GIVEN INFORMATION:
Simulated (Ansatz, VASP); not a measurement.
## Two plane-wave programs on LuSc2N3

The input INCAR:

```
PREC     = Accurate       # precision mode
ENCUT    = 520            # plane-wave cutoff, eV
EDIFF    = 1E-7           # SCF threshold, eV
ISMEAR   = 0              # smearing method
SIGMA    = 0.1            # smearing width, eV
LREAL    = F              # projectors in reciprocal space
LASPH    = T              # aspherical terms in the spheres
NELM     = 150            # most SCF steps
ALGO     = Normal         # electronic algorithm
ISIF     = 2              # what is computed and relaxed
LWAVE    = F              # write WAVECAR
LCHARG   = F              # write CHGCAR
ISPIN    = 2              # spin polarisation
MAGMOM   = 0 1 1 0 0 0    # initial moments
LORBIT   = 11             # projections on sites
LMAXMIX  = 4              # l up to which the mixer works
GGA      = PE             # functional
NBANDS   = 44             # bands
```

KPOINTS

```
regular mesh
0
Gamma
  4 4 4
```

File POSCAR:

WORK ITEM:
Could you retype every record above exactly as written?

EXERCISE OUTPUT:
Simulated (Ansatz, VASP); not a measurement.
## Two plane-wave programs on LuSc2N3

The input INCAR:

```
PREC     = Accurate       # precision mode
ENCUT    = 520            # plane-wave cutoff, eV
EDIFF    = 1E-7           # SCF threshold, eV
ISMEAR   = 0              # smearing method
SIGMA    = 0.1            # smearing width, eV
LREAL    = F              # projectors in reciprocal space
LASPH    = T              # aspherical terms in the spheres
NELM     = 150            # most SCF steps
ALGO     = Normal         # electronic algorithm
ISIF     = 2              # what is computed and relaxed
LWAVE    = F              # write WAVECAR
LCHARG   = F              # write CHGCAR
ISPIN    = 2              # spin polarisation
MAGMOM   = 0 1 1 0 0 0    # initial moments
LORBIT   = 11             # projections on sites
LMAXMIX  = 4              # l up to which the mixer works
GGA      = PE             # functional
NBANDS   = 44             # bands
```

KPOINTS

```
regular mesh
0
Gamma
  4 4 4
```

File POSCAR:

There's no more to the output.